■ Recorded data
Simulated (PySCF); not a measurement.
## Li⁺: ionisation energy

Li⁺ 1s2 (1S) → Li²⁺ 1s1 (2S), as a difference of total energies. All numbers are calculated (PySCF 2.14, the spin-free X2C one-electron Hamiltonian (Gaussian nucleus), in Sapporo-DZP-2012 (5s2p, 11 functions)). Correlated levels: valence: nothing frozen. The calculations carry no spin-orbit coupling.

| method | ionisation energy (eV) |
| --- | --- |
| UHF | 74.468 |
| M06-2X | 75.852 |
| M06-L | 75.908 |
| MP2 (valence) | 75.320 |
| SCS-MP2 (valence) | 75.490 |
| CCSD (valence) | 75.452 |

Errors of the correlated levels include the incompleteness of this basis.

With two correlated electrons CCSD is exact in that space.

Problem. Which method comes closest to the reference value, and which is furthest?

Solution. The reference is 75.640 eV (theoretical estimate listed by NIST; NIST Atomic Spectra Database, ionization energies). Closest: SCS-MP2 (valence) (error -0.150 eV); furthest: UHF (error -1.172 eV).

■ Work task
Set down again, word for word, the stretch of records from the line with "Errors of the" to the line with "Problem. Which method", both of those lines included.

■ Exercise solution
Errors of the correlated levels include the incompleteness of this basis.

With two correlated electrons CCSD is exact in that space.

Problem. Which method comes closest to the reference value, and which is furthest?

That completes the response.